Content starts

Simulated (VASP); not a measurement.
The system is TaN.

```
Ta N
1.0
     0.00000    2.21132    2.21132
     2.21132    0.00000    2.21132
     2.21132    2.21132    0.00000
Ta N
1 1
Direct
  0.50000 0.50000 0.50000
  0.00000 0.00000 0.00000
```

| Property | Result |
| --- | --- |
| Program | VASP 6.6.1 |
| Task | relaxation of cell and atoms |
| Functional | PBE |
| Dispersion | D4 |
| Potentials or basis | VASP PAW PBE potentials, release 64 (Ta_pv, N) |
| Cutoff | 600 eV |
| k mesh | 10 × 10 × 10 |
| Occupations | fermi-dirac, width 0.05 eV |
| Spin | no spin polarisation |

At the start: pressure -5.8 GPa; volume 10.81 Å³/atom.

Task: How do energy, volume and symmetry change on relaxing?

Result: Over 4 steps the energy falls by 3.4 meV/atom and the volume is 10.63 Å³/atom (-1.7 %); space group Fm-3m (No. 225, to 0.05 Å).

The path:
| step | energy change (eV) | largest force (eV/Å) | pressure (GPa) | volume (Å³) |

Content ends

WORK ITEM:
Print only the lines that run from the start of the listing to the line bearing "width 0.05 eV |"; please keep the first line and that last one, exactly as they appear.

ANSWER BOX:
Simulated (VASP); not a measurement.
The system is TaN.

```
Ta N
1.0
     0.00000    2.21132    2.21132
     2.21132    0.00000    2.21132
     2.21132    2.21132    0.00000
Ta N
1 1
Direct
  0.50000 0.50000 0.50000
  0.00000 0.00000 0.00000
```

| Property | Result |
| --- | --- |
| Program | VASP 6.6.1 |
| Task | relaxation of cell and atoms |
| Functional | PBE |
| Dispersion | D4 |
| Potentials or basis | VASP PAW PBE potentials, release 64 (Ta_pv, N) |
| Cutoff | 600 eV |
| k mesh | 10 × 10 × 10 |
| Occupations | fermi-dirac, width 0.05 eV |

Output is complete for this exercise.